| Exercise |
Everything from the first line of the records below through the line containing "21 modes from" is to be retyped exactly; leave out the rest.

[Opening Given data section]

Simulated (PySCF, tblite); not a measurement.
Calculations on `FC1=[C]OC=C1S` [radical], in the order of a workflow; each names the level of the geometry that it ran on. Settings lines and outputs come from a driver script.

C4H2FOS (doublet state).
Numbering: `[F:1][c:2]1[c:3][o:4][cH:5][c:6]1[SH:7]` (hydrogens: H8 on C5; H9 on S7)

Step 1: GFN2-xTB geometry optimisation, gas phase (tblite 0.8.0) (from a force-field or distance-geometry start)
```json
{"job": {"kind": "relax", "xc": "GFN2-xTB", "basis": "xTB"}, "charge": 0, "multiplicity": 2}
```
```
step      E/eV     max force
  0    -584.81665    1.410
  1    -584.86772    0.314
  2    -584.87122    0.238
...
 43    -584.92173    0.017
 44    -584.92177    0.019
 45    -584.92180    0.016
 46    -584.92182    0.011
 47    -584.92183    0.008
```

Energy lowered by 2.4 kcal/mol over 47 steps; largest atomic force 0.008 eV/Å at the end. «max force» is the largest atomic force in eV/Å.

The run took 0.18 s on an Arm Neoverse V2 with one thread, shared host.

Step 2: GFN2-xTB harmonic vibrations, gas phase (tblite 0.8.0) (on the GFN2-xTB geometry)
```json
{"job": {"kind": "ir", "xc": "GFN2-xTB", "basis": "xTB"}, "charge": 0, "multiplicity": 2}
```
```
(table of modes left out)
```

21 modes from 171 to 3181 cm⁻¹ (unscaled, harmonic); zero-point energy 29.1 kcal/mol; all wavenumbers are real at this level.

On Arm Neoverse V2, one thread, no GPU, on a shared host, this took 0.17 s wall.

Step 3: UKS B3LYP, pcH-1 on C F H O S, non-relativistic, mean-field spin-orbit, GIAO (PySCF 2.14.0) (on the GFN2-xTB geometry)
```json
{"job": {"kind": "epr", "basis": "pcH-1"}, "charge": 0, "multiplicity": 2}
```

[Closing Given data section]

| Answer section |
Simulated (PySCF, tblite); not a measurement.
Calculations on `FC1=[C]OC=C1S` [radical], in the order of a workflow; each names the level of the geometry that it ran on. Settings lines and outputs come from a driver script.

C4H2FOS (doublet state).
Numbering: `[F:1][c:2]1[c:3][o:4][cH:5][c:6]1[SH:7]` (hydrogens: H8 on C5; H9 on S7)

Step 1: GFN2-xTB geometry optimisation, gas phase (tblite 0.8.0) (from a force-field or distance-geometry start)
```json
{"job": {"kind": "relax", "xc": "GFN2-xTB", "basis": "xTB"}, "charge": 0, "multiplicity": 2}
```
```
step      E/eV     max force
  0    -584.81665    1.410
  1    -584.86772    0.314
  2    -584.87122    0.238
...
 43    -584.92173    0.017
 44    -584.92177    0.019
 45    -584.92180    0.016
 46    -584.92182    0.011
 47    -584.92183    0.008
```

Energy lowered by 2.4 kcal/mol over 47 steps; largest atomic force 0.008 eV/Å at the end. «max force» is the largest atomic force in eV/Å.

The run took 0.18 s on an Arm Neoverse V2 with one thread, shared host.

Step 2: GFN2-xTB harmonic vibrations, gas phase (tblite 0.8.0) (on the GFN2-xTB geometry)
```json
{"job": {"kind": "ir", "xc": "GFN2-xTB", "basis": "xTB"}, "charge": 0, "multiplicity": 2}
```
```
(table of modes left out)
```

21 modes from 171 to 3181 cm⁻¹ (unscaled, harmonic); zero-point energy 29.1 kcal/mol; all wavenumbers are real at this level.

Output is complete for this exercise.